**BRIEF:**
Could you copy, exactly as written, every line from the first line of the records through the one containing "These are calculations, not"?

■ ■ ■
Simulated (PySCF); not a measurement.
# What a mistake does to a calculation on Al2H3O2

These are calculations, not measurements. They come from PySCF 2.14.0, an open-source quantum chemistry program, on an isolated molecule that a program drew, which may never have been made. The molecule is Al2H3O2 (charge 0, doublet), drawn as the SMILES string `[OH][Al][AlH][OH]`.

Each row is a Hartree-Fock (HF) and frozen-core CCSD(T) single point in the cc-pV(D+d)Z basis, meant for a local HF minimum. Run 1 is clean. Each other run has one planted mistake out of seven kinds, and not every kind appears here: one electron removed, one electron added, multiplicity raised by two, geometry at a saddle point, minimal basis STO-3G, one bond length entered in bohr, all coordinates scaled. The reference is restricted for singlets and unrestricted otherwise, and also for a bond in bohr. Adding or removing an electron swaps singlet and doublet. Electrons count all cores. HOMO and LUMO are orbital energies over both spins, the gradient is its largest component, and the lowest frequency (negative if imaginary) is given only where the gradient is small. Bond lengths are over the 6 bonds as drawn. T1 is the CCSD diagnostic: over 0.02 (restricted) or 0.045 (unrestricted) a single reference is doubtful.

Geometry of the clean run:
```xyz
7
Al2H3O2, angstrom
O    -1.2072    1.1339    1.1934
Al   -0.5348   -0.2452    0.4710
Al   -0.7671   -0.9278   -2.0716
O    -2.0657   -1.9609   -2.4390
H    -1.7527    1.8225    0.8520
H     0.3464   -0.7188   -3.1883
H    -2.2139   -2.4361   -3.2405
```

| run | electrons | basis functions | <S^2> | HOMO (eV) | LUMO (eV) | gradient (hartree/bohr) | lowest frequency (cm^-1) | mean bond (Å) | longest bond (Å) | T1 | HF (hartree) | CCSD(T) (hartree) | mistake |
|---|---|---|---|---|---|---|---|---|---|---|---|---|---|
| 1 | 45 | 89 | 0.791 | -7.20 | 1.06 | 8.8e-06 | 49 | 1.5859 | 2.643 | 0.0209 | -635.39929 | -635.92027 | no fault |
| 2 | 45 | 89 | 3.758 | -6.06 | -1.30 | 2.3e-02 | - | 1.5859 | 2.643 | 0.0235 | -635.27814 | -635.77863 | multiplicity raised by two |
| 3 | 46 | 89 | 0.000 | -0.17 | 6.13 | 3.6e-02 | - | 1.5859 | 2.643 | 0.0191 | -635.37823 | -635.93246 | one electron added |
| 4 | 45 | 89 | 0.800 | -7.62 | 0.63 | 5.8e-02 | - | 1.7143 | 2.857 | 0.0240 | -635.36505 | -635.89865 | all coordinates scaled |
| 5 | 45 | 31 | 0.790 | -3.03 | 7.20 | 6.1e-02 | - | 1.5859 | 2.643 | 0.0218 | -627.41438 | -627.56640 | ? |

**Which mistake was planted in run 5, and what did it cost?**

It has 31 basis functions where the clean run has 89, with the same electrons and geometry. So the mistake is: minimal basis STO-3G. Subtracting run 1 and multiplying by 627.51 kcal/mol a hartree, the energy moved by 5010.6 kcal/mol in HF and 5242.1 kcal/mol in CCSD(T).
■ ■ ■

**EXERCISE OUTPUT:**
Simulated (PySCF); not a measurement.
# What a mistake does to a calculation on Al2H3O2

These are calculations, not measurements. They come from PySCF 2.14.0, an open-source quantum chemistry program, on an isolated molecule that a program drew, which may never have been made. The molecule is Al2H3O2 (charge 0, doublet), drawn as the SMILES string `[OH][Al][AlH][OH]`.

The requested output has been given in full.